***** Extracted information *****

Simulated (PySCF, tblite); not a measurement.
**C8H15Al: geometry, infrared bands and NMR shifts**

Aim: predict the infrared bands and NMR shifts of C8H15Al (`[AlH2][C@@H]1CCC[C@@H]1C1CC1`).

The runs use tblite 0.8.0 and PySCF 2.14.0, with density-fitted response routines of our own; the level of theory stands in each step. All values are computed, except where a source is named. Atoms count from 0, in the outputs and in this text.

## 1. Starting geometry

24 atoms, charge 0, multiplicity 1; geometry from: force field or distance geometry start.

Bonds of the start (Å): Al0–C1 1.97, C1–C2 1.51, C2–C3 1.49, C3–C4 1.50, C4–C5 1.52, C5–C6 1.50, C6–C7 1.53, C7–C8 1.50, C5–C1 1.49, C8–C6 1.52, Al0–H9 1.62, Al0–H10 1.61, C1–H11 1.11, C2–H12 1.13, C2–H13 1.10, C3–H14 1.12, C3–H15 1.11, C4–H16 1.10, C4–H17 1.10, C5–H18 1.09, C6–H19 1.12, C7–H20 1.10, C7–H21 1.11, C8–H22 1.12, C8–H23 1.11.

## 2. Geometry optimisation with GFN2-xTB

*****

> [Work request]
Using the records above, restate word for word the lines from the one with "## 1. Starting geometry" through the one with "Bonds of the", both included.

> [Your solution]
## 1. Starting geometry

24 atoms, charge 0, multiplicity 1; geometry from: force field or distance geometry start.

Bonds of the start (Å): Al0–C1 1.97, C1–C2 1.51, C2–C3 1.49, C3–C4 1.50, C4–C5 1.52, C5–C6 1.50, C6–C7 1.53, C7–C8 1.50, C5–C1 1.49, C8–C6 1.52, Al0–H9 1.62, Al0–H10 1.61, C1–H11 1.11, C2–H12 1.13, C2–H13 1.10, C3–H14 1.12, C3–H15 1.11, C4–H16 1.10, C4–H17 1.10, C5–H18 1.09, C6–H19 1.12, C7–H20 1.10, C7–H21 1.11, C8–H22 1.12, C8–H23 1.11.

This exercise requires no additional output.